● EXTRACTED ENTRIES:
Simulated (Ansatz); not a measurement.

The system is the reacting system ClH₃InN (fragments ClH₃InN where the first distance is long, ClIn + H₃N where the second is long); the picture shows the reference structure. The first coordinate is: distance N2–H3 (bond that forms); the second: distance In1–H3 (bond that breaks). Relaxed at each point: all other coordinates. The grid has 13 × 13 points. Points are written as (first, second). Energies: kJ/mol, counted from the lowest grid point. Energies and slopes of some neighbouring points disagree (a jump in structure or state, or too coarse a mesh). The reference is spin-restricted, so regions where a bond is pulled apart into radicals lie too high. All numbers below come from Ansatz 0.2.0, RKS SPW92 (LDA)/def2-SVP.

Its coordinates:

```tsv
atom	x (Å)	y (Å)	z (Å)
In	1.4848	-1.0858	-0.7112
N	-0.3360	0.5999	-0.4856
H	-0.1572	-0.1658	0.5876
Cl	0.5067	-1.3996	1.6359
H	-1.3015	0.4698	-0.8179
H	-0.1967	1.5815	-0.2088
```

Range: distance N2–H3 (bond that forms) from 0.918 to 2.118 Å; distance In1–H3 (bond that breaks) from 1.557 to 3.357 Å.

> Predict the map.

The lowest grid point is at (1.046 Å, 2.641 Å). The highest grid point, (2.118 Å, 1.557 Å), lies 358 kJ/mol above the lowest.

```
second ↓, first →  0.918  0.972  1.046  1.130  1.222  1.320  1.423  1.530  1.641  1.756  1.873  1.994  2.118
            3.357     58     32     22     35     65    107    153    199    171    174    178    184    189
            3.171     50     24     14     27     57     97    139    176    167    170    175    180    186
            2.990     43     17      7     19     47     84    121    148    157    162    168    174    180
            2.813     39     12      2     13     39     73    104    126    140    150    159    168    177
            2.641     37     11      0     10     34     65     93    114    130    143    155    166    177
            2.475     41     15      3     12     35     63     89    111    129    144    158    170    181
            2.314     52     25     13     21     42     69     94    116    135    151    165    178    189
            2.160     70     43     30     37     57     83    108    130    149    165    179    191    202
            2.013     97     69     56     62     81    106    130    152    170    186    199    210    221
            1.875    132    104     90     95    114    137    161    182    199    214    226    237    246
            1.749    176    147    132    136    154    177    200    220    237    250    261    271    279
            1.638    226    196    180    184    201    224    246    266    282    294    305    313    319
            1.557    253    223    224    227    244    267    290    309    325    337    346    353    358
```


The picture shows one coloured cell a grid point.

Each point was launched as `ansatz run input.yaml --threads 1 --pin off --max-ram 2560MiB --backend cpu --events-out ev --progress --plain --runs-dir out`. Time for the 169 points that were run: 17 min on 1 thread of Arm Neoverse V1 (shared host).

● ACTION ITEM: Please print exactly what appears from the first line of the data through the line with "Predict the map.", including both of those lines and nothing past them.

● EXPECTED ANSWER:
Simulated (Ansatz); not a measurement.

The system is the reacting system ClH₃InN (fragments ClH₃InN where the first distance is long, ClIn + H₃N where the second is long); the picture shows the reference structure. The first coordinate is: distance N2–H3 (bond that forms); the second: distance In1–H3 (bond that breaks). Relaxed at each point: all other coordinates. The grid has 13 × 13 points. Points are written as (first, second). Energies: kJ/mol, counted from the lowest grid point. Energies and slopes of some neighbouring points disagree (a jump in structure or state, or too coarse a mesh). The reference is spin-restricted, so regions where a bond is pulled apart into radicals lie too high. All numbers below come from Ansatz 0.2.0, RKS SPW92 (LDA)/def2-SVP.

Its coordinates:

```tsv
atom	x (Å)	y (Å)	z (Å)
In	1.4848	-1.0858	-0.7112
N	-0.3360	0.5999	-0.4856
H	-0.1572	-0.1658	0.5876
Cl	0.5067	-1.3996	1.6359
H	-1.3015	0.4698	-0.8179
H	-0.1967	1.5815	-0.2088
```

Range: distance N2–H3 (bond that forms) from 0.918 to 2.118 Å; distance In1–H3 (bond that breaks) from 1.557 to 3.357 Å.

> Predict the map.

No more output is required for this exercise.